**REQUIREMENT**
Reproduce the data exactly; no word may be added or dropped.

**SOURCE DATA**
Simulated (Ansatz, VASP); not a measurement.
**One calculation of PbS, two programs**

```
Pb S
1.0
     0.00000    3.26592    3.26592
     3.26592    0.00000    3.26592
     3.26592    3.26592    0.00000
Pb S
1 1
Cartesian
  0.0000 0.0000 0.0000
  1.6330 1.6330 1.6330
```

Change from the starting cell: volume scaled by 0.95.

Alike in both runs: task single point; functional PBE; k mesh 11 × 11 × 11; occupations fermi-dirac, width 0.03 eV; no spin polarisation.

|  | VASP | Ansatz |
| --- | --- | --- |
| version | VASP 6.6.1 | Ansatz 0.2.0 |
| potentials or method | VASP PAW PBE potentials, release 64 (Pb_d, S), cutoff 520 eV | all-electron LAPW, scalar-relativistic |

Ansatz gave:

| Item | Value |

**RESPONSE BOX**
Simulated (Ansatz, VASP); not a measurement.
**One calculation of PbS, two programs**

```
Pb S
1.0
     0.00000    3.26592    3.26592
     3.26592    0.00000    3.26592
     3.26592    3.26592    0.00000
Pb S
1 1
Cartesian
  0.0000 0.0000 0.0000
  1.6330 1.6330 1.6330
```

Change from the starting cell: volume scaled by 0.95.

Alike in both runs: task single point; functional PBE; k mesh 11 × 11 × 11; occupations fermi-dirac, width 0.03 eV; no spin polarisation.

|  | VASP | Ansatz |
| --- | --- | --- |
| version | VASP 6.6.1 | Ansatz 0.2.0 |
| potentials or method | VASP PAW PBE potentials, release 64 (Pb_d, S), cutoff 520 eV | all-electron LAPW, scalar-relativistic |

Ansatz gave:

| Item | Value |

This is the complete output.